Data excerpts:
^^^^
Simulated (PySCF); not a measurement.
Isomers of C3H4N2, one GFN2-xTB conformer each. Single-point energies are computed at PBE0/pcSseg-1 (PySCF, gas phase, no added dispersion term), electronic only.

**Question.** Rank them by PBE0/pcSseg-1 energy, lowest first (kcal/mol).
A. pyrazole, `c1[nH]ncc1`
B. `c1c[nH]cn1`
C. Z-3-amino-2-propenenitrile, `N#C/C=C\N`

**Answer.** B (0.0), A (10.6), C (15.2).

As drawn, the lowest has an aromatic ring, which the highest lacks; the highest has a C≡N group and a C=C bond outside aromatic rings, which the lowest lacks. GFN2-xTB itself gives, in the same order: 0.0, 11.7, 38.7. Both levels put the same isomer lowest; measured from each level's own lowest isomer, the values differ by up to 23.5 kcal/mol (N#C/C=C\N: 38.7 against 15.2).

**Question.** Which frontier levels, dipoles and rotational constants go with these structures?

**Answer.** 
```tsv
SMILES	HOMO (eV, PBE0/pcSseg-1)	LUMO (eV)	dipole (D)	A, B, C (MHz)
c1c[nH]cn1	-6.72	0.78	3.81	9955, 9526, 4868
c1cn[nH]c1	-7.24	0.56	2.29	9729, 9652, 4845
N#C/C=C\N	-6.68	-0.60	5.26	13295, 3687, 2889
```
^^^^

Stop after the line containing "Isomers of C3H4N2, one": print exactly the lines from the start of the entries above up to it, that line included.

Simulated (PySCF); not a measurement.
Isomers of C3H4N2, one GFN2-xTB conformer each. Single-point energies are computed at PBE0/pcSseg-1 (PySCF, gas phase, no added dispersion term), electronic only.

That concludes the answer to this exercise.